◆ **Required action**
Repeat exactly the lines from the first line of the records through the line containing "Bands cross the", and nothing more.

*** Block opens ***
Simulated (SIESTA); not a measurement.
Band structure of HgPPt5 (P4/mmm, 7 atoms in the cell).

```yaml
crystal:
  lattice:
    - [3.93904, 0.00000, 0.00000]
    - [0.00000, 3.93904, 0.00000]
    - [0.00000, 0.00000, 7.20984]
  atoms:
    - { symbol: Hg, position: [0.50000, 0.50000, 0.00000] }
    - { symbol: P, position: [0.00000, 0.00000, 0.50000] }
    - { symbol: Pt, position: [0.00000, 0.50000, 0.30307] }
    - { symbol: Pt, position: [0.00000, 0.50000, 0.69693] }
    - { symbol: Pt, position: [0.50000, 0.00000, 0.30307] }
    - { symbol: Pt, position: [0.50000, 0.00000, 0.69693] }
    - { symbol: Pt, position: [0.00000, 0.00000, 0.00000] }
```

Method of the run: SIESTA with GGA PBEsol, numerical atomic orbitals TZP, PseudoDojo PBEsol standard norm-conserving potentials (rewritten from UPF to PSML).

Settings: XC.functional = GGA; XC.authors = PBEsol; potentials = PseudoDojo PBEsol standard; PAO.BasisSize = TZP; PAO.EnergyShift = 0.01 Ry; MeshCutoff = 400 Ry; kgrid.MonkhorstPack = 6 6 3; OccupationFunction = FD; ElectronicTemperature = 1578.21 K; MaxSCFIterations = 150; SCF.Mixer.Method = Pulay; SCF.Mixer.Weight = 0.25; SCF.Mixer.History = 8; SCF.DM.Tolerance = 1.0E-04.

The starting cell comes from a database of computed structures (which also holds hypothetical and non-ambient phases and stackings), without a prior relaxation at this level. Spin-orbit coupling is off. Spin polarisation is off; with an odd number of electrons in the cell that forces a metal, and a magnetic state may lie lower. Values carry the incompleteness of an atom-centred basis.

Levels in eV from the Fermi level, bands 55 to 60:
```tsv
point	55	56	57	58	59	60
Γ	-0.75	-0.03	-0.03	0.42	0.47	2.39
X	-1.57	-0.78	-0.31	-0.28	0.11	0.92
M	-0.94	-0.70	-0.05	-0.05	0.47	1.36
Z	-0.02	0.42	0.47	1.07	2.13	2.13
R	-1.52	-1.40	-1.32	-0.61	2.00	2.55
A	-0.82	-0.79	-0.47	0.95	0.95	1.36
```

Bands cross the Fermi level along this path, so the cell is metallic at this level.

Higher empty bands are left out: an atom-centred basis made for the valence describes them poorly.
*** Block closes ***

◆ **Answer area**
Simulated (SIESTA); not a measurement.
Band structure of HgPPt5 (P4/mmm, 7 atoms in the cell).

```yaml
crystal:
  lattice:
    - [3.93904, 0.00000, 0.00000]
    - [0.00000, 3.93904, 0.00000]
    - [0.00000, 0.00000, 7.20984]
  atoms:
    - { symbol: Hg, position: [0.50000, 0.50000, 0.00000] }
    - { symbol: P, position: [0.00000, 0.00000, 0.50000] }
    - { symbol: Pt, position: [0.00000, 0.50000, 0.30307] }
    - { symbol: Pt, position: [0.00000, 0.50000, 0.69693] }
    - { symbol: Pt, position: [0.50000, 0.00000, 0.30307] }
    - { symbol: Pt, position: [0.50000, 0.00000, 0.69693] }
    - { symbol: Pt, position: [0.00000, 0.00000, 0.00000] }
```

Method of the run: SIESTA with GGA PBEsol, numerical atomic orbitals TZP, PseudoDojo PBEsol standard norm-conserving potentials (rewritten from UPF to PSML).

Settings: XC.functional = GGA; XC.authors = PBEsol; potentials = PseudoDojo PBEsol standard; PAO.BasisSize = TZP; PAO.EnergyShift = 0.01 Ry; MeshCutoff = 400 Ry; kgrid.MonkhorstPack = 6 6 3; OccupationFunction = FD; ElectronicTemperature = 1578.21 K; MaxSCFIterations = 150; SCF.Mixer.Method = Pulay; SCF.Mixer.Weight = 0.25; SCF.Mixer.History = 8; SCF.DM.Tolerance = 1.0E-04.

The starting cell comes from a database of computed structures (which also holds hypothetical and non-ambient phases and stackings), without a prior relaxation at this level. Spin-orbit coupling is off. Spin polarisation is off; with an odd number of electrons in the cell that forces a metal, and a magnetic state may lie lower. Values carry the incompleteness of an atom-centred basis.

Levels in eV from the Fermi level, bands 55 to 60:
```tsv
point	55	56	57	58	59	60
Γ	-0.75	-0.03	-0.03	0.42	0.47	2.39
X	-1.57	-0.78	-0.31	-0.28	0.11	0.92
M	-0.94	-0.70	-0.05	-0.05	0.47	1.36
Z	-0.02	0.42	0.47	1.07	2.13	2.13
R	-1.52	-1.40	-1.32	-0.61	2.00	2.55
A	-0.82	-0.79	-0.47	0.95	0.95	1.36
```

Bands cross the Fermi level along this path, so the cell is metallic at this level.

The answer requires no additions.